■ **Recorded data**:
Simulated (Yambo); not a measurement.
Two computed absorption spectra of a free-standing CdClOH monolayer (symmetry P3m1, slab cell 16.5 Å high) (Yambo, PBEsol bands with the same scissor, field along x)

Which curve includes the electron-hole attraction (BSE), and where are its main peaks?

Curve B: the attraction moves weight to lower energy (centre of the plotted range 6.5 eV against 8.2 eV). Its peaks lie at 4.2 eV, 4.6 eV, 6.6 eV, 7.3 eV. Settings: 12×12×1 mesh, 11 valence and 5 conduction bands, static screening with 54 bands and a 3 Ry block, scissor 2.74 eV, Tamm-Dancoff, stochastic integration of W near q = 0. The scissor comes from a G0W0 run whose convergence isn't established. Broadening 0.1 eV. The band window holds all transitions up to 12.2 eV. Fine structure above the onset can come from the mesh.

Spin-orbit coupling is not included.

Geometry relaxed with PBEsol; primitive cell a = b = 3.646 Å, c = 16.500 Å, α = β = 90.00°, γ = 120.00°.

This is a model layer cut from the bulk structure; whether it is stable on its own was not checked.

■ **Activity**:
Give again, unchanged, the lines running from the top of the material above through the line that has "Spin-orbit coupling is not included.", and nothing more.

■ **Answer space**:
Simulated (Yambo); not a measurement.
Two computed absorption spectra of a free-standing CdClOH monolayer (symmetry P3m1, slab cell 16.5 Å high) (Yambo, PBEsol bands with the same scissor, field along x)

Which curve includes the electron-hole attraction (BSE), and where are its main peaks?

Curve B: the attraction moves weight to lower energy (centre of the plotted range 6.5 eV against 8.2 eV). Its peaks lie at 4.2 eV, 4.6 eV, 6.6 eV, 7.3 eV. Settings: 12×12×1 mesh, 11 valence and 5 conduction bands, static screening with 54 bands and a 3 Ry block, scissor 2.74 eV, Tamm-Dancoff, stochastic integration of W near q = 0. The scissor comes from a G0W0 run whose convergence isn't established. Broadening 0.1 eV. The band window holds all transitions up to 12.2 eV. Fine structure above the onset can come from the mesh.

Spin-orbit coupling is not included.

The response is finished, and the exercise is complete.